Start of Records supplied

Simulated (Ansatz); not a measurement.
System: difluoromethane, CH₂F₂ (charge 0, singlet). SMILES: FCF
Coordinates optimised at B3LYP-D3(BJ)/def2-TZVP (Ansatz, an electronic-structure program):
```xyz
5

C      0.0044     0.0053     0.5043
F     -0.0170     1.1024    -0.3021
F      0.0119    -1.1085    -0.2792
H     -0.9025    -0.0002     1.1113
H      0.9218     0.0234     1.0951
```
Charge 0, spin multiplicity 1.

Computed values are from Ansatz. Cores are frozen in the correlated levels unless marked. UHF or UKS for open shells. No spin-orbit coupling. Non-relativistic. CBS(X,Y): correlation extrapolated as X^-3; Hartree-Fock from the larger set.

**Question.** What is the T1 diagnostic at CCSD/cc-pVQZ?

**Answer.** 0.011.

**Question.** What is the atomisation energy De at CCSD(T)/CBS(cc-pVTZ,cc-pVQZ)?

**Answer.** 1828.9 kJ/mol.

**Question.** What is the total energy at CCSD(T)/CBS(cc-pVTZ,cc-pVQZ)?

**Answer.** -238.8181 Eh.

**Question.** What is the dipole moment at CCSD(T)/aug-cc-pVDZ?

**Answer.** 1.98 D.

End of Records supplied

* Required action
Quote all of the entries exactly as they appear.

* Exercise answer
Simulated (Ansatz); not a measurement.
System: difluoromethane, CH₂F₂ (charge 0, singlet). SMILES: FCF
Coordinates optimised at B3LYP-D3(BJ)/def2-TZVP (Ansatz, an electronic-structure program):
```xyz
5

C      0.0044     0.0053     0.5043
F     -0.0170     1.1024    -0.3021
F      0.0119    -1.1085    -0.2792
H     -0.9025    -0.0002     1.1113
H      0.9218     0.0234     1.0951
```
Charge 0, spin multiplicity 1.

Computed values are from Ansatz. Cores are frozen in the correlated levels unless marked. UHF or UKS for open shells. No spin-orbit coupling. Non-relativistic. CBS(X,Y): correlation extrapolated as X^-3; Hartree-Fock from the larger set.

**Question.** What is the T1 diagnostic at CCSD/cc-pVQZ?

**Answer.** 0.011.

**Question.** What is the atomisation energy De at CCSD(T)/CBS(cc-pVTZ,cc-pVQZ)?

**Answer.** 1828.9 kJ/mol.

**Question.** What is the total energy at CCSD(T)/CBS(cc-pVTZ,cc-pVQZ)?

**Answer.** -238.8181 Eh.

**Question.** What is the dipole moment at CCSD(T)/aug-cc-pVDZ?

**Answer.** 1.98 D.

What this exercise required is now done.